▶ _Work request_: The required output is every line from the beginning of the entries below through the line that includes "13.547 | -7.08648 |", copied exactly.

▶ _Dataset content_:
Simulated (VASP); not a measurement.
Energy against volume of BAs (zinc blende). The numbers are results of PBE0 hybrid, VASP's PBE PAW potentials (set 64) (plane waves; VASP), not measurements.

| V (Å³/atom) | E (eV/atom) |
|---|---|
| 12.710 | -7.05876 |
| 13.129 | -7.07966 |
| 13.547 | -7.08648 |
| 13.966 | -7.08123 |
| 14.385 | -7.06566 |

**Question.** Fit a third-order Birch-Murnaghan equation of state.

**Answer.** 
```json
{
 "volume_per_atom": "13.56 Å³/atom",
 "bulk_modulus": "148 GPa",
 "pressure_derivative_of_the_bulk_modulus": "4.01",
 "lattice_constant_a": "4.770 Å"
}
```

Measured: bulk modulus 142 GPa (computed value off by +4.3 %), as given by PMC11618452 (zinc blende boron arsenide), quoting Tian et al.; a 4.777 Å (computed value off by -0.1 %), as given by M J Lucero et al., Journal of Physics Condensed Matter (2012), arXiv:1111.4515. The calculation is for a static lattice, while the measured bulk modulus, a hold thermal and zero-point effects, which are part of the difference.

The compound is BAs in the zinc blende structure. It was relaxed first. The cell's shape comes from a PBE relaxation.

▶ _Written solution_:
Simulated (VASP); not a measurement.
Energy against volume of BAs (zinc blende). The numbers are results of PBE0 hybrid, VASP's PBE PAW potentials (set 64) (plane waves; VASP), not measurements.

| V (Å³/atom) | E (eV/atom) |
|---|---|
| 12.710 | -7.05876 |
| 13.129 | -7.07966 |
| 13.547 | -7.08648 |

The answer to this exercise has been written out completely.